+---+

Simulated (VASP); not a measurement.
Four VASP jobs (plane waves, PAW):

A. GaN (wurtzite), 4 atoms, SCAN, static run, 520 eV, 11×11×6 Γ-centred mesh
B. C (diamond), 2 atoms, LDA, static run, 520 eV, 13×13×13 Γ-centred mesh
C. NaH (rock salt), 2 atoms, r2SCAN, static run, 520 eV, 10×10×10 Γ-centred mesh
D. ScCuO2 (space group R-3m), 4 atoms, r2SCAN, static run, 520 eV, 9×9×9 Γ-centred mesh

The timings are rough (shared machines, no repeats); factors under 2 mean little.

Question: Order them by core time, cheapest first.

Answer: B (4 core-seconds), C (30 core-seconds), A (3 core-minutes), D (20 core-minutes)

+---+

Exactly as they appear, please write out the lines from the opening of the listing above down to the line containing "Question: Order them", with both end lines included.

Simulated (VASP); not a measurement.
Four VASP jobs (plane waves, PAW):

A. GaN (wurtzite), 4 atoms, SCAN, static run, 520 eV, 11×11×6 Γ-centred mesh
B. C (diamond), 2 atoms, LDA, static run, 520 eV, 13×13×13 Γ-centred mesh
C. NaH (rock salt), 2 atoms, r2SCAN, static run, 520 eV, 10×10×10 Γ-centred mesh
D. ScCuO2 (space group R-3m), 4 atoms, r2SCAN, static run, 520 eV, 9×9×9 Γ-centred mesh

The timings are rough (shared machines, no repeats); factors under 2 mean little.

Question: Order them by core time, cheapest first.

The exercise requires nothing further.